— Extracted entries —
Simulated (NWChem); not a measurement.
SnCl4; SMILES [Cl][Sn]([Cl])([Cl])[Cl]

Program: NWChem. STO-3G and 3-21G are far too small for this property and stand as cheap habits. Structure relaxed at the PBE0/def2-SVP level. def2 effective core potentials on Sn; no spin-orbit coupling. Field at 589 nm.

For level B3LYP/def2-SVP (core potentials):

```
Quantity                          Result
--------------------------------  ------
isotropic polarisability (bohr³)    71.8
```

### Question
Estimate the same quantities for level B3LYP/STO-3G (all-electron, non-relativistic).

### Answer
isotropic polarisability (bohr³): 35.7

— Work instruction —
Copy the records above exactly, please, but only from the first line through the line containing "SnCl4; SMILES [Cl][Sn]([Cl])([Cl])[Cl]".

— Task answer —
Simulated (NWChem); not a measurement.
SnCl4; SMILES [Cl][Sn]([Cl])([Cl])[Cl]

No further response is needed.